▶ Activity: Repeat verbatim only the lines from the opening of the material below through the one that contains "Strains are applied".

Start of Block

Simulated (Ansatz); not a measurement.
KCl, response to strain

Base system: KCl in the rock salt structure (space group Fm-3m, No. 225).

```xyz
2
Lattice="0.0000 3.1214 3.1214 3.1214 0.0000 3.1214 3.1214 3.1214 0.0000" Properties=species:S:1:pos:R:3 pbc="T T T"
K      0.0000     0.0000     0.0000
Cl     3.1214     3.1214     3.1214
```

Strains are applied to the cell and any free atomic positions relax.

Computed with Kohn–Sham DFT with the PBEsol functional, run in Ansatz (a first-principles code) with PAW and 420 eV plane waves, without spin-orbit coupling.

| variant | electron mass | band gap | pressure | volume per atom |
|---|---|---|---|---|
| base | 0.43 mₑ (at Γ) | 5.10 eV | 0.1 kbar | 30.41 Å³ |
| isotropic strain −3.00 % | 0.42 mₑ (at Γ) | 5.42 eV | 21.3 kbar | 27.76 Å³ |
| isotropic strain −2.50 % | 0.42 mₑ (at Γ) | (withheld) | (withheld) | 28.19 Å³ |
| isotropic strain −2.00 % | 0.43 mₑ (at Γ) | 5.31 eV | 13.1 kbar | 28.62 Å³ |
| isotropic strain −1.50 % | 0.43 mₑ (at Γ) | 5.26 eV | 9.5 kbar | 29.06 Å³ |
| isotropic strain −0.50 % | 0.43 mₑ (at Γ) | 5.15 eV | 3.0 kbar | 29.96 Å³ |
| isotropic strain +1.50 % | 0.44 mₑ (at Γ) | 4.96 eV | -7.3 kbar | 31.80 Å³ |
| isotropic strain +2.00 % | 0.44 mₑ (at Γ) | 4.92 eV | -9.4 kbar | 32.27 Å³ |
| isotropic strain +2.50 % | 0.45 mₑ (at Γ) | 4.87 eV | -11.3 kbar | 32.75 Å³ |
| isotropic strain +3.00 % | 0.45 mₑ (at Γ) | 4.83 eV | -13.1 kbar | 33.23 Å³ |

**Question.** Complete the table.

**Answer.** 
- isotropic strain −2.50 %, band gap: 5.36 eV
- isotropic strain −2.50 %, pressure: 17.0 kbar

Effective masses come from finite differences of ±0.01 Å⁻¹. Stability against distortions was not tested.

End of Block

▶ Worked solution:
Simulated (Ansatz); not a measurement.
KCl, response to strain

Base system: KCl in the rock salt structure (space group Fm-3m, No. 225).

```xyz
2
Lattice="0.0000 3.1214 3.1214 3.1214 0.0000 3.1214 3.1214 3.1214 0.0000" Properties=species:S:1:pos:R:3 pbc="T T T"
K      0.0000     0.0000     0.0000
Cl     3.1214     3.1214     3.1214
```

Strains are applied to the cell and any free atomic positions relax.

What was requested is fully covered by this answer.